Copy the listing below line for line, from its opening line to the one with "- Site moments: Al -0.03; Co +2.48 μB", both included; stop there.

··· Given information ···

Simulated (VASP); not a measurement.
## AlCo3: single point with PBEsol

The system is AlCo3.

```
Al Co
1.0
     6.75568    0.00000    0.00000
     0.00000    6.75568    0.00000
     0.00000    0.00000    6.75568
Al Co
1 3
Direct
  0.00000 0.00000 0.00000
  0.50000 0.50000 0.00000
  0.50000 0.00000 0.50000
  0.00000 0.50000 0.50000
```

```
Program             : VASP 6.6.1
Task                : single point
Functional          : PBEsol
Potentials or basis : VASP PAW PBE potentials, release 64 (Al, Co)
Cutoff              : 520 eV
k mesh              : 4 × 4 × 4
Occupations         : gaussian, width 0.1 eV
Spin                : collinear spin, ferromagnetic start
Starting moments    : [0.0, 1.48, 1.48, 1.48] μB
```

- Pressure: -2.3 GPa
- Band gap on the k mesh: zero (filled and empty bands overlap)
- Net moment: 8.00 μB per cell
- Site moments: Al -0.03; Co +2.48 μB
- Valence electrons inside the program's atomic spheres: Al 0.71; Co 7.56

···

> _Task solution_
Simulated (VASP); not a measurement.
## AlCo3: single point with PBEsol

The system is AlCo3.

```
Al Co
1.0
     6.75568    0.00000    0.00000
     0.00000    6.75568    0.00000
     0.00000    0.00000    6.75568
Al Co
1 3
Direct
  0.00000 0.00000 0.00000
  0.50000 0.50000 0.00000
  0.50000 0.00000 0.50000
  0.00000 0.50000 0.50000
```

```
Program             : VASP 6.6.1
Task                : single point
Functional          : PBEsol
Potentials or basis : VASP PAW PBE potentials, release 64 (Al, Co)
Cutoff              : 520 eV
k mesh              : 4 × 4 × 4
Occupations         : gaussian, width 0.1 eV
Spin                : collinear spin, ferromagnetic start
Starting moments    : [0.0, 1.48, 1.48, 1.48] μB
```

- Pressure: -2.3 GPa
- Band gap on the k mesh: zero (filled and empty bands overlap)
- Net moment: 8.00 μB per cell
- Site moments: Al -0.03; Co +2.48 μB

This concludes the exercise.